______________________________
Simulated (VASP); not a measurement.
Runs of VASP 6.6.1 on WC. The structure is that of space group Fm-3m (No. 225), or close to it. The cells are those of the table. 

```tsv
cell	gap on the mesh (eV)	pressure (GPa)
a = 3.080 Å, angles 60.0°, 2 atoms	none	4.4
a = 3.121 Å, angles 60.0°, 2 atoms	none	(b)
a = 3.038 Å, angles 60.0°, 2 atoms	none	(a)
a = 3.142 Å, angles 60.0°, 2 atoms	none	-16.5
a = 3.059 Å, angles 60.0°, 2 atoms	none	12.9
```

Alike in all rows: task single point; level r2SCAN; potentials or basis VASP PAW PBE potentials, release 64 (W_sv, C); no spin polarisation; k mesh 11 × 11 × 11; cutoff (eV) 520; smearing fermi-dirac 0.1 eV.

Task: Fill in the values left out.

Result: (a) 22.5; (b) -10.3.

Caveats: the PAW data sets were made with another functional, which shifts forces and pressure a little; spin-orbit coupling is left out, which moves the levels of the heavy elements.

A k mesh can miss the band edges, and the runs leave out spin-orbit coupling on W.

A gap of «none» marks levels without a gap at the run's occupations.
______________________________

● WORK REQUEST:
All that belongs in the answer is the lines from the start of the entries above through the line containing "A k mesh can", each given exactly.

● ANSWER BOX:
Simulated (VASP); not a measurement.
Runs of VASP 6.6.1 on WC. The structure is that of space group Fm-3m (No. 225), or close to it. The cells are those of the table. 

```tsv
cell	gap on the mesh (eV)	pressure (GPa)
a = 3.080 Å, angles 60.0°, 2 atoms	none	4.4
a = 3.121 Å, angles 60.0°, 2 atoms	none	(b)
a = 3.038 Å, angles 60.0°, 2 atoms	none	(a)
a = 3.142 Å, angles 60.0°, 2 atoms	none	-16.5
a = 3.059 Å, angles 60.0°, 2 atoms	none	12.9
```

Alike in all rows: task single point; level r2SCAN; potentials or basis VASP PAW PBE potentials, release 64 (W_sv, C); no spin polarisation; k mesh 11 × 11 × 11; cutoff (eV) 520; smearing fermi-dirac 0.1 eV.

Task: Fill in the values left out.

Result: (a) 22.5; (b) -10.3.

Caveats: the PAW data sets were made with another functional, which shifts forces and pressure a little; spin-orbit coupling is left out, which moves the levels of the heavy elements.

A k mesh can miss the band edges, and the runs leave out spin-orbit coupling on W.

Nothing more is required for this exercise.